> **LISTED RECORDS**
-=-=-

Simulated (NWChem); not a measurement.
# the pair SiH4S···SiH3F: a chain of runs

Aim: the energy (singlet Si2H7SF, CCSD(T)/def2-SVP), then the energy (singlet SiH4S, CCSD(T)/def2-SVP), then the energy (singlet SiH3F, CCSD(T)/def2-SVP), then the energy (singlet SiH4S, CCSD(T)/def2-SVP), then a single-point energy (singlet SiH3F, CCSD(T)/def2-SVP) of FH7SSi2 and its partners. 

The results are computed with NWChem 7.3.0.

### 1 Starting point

-=-=-

> **REQUIRED ACTION**
The full listing needs to be output again, exactly as it reads.

> **WRITTEN SOLUTION**
Simulated (NWChem); not a measurement.
# the pair SiH4S···SiH3F: a chain of runs

Aim: the energy (singlet Si2H7SF, CCSD(T)/def2-SVP), then the energy (singlet SiH4S, CCSD(T)/def2-SVP), then the energy (singlet SiH3F, CCSD(T)/def2-SVP), then the energy (singlet SiH4S, CCSD(T)/def2-SVP), then a single-point energy (singlet SiH3F, CCSD(T)/def2-SVP) of FH7SSi2 and its partners. 

The results are computed with NWChem 7.3.0.

### 1 Starting point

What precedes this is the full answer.